● **ENTRIES SHOWN**:
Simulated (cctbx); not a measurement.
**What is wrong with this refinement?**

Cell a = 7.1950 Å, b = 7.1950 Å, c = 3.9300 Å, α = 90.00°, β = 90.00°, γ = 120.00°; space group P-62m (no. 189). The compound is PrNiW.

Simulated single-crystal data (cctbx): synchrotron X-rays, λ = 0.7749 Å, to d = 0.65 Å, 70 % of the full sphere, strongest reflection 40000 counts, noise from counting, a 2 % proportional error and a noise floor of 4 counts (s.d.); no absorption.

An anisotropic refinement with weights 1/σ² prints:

● **WORK ITEM**: Print the records above exactly. Omit nothing.

● **RESPONSE**:
Simulated (cctbx); not a measurement.
**What is wrong with this refinement?**

Cell a = 7.1950 Å, b = 7.1950 Å, c = 3.9300 Å, α = 90.00°, β = 90.00°, γ = 120.00°; space group P-62m (no. 189). The compound is PrNiW.

Simulated single-crystal data (cctbx): synchrotron X-rays, λ = 0.7749 Å, to d = 0.65 Å, 70 % of the full sphere, strongest reflection 40000 counts, noise from counting, a 2 % proportional error and a noise floor of 4 counts (s.d.); no absorption.

An anisotropic refinement with weights 1/σ² prints:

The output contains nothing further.